## WORK INSTRUCTION
Below is a listing; repeat exactly the lines from the one containing "Outline of the" to the one containing "Some strong electric-dipole", both included.

··· INFORMATION ···

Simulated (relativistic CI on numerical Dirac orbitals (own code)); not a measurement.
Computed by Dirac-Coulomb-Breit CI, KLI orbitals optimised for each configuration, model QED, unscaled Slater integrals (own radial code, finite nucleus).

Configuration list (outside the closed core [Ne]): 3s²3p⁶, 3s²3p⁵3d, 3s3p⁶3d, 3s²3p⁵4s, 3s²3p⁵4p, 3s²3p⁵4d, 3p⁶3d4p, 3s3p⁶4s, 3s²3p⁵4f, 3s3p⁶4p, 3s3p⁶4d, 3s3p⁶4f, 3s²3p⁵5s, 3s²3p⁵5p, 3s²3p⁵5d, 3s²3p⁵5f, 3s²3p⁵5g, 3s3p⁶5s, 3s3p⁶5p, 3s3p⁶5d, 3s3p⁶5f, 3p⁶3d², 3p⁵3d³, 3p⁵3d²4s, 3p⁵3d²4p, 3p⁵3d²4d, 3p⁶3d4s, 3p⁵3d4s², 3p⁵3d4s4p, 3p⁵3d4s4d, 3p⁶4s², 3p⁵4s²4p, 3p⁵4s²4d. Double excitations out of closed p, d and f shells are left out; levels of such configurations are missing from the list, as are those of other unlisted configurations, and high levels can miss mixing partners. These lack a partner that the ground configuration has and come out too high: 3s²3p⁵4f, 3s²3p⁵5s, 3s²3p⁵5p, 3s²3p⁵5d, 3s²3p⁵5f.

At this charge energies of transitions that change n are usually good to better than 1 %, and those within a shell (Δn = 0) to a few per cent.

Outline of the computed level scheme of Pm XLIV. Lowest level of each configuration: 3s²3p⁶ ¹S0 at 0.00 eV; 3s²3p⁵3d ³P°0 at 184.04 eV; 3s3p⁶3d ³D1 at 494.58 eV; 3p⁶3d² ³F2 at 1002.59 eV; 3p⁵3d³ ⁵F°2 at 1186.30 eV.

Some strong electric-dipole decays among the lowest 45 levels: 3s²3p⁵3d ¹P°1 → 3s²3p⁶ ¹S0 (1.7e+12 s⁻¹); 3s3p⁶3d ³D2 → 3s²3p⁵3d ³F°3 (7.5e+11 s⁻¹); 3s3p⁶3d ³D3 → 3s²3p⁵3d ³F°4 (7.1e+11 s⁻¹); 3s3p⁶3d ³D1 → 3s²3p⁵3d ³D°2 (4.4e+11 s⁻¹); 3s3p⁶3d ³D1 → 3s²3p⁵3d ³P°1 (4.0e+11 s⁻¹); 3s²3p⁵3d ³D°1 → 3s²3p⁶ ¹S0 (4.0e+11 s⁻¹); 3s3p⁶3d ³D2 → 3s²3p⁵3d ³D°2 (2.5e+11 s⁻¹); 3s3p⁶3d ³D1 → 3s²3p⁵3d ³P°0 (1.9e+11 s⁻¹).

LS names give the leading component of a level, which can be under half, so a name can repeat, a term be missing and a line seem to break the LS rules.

···

## RESPONSE BOX
Outline of the computed level scheme of Pm XLIV. Lowest level of each configuration: 3s²3p⁶ ¹S0 at 0.00 eV; 3s²3p⁵3d ³P°0 at 184.04 eV; 3s3p⁶3d ³D1 at 494.58 eV; 3p⁶3d² ³F2 at 1002.59 eV; 3p⁵3d³ ⁵F°2 at 1186.30 eV.

Some strong electric-dipole decays among the lowest 45 levels: 3s²3p⁵3d ¹P°1 → 3s²3p⁶ ¹S0 (1.7e+12 s⁻¹); 3s3p⁶3d ³D2 → 3s²3p⁵3d ³F°3 (7.5e+11 s⁻¹); 3s3p⁶3d ³D3 → 3s²3p⁵3d ³F°4 (7.1e+11 s⁻¹); 3s3p⁶3d ³D1 → 3s²3p⁵3d ³D°2 (4.4e+11 s⁻¹); 3s3p⁶3d ³D1 → 3s²3p⁵3d ³P°1 (4.0e+11 s⁻¹); 3s²3p⁵3d ³D°1 → 3s²3p⁶ ¹S0 (4.0e+11 s⁻¹); 3s3p⁶3d ³D2 → 3s²3p⁵3d ³D°2 (2.5e+11 s⁻¹); 3s3p⁶3d ³D1 → 3s²3p⁵3d ³P°0 (1.9e+11 s⁻¹).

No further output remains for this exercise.